## [Work item]
The listing below needs to be copied in full, exactly.

## [Provided data]
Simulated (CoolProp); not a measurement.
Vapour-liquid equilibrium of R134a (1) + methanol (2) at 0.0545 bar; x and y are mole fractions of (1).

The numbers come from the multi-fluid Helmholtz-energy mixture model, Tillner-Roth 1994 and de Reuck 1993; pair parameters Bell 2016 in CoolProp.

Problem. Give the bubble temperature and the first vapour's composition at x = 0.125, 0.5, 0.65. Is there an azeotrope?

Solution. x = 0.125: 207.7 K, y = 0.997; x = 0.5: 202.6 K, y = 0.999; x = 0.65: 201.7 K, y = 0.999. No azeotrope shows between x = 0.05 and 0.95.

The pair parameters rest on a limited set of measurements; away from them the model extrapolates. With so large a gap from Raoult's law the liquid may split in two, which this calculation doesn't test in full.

## [Worked solution]
Simulated (CoolProp); not a measurement.
Vapour-liquid equilibrium of R134a (1) + methanol (2) at 0.0545 bar; x and y are mole fractions of (1).

The numbers come from the multi-fluid Helmholtz-energy mixture model, Tillner-Roth 1994 and de Reuck 1993; pair parameters Bell 2016 in CoolProp.

Problem. Give the bubble temperature and the first vapour's composition at x = 0.125, 0.5, 0.65. Is there an azeotrope?

Solution. x = 0.125: 207.7 K, y = 0.997; x = 0.5: 202.6 K, y = 0.999; x = 0.65: 201.7 K, y = 0.999. No azeotrope shows between x = 0.05 and 0.95.

The pair parameters rest on a limited set of measurements; away from them the model extrapolates. With so large a gap from Raoult's law the liquid may split in two, which this calculation doesn't test in full.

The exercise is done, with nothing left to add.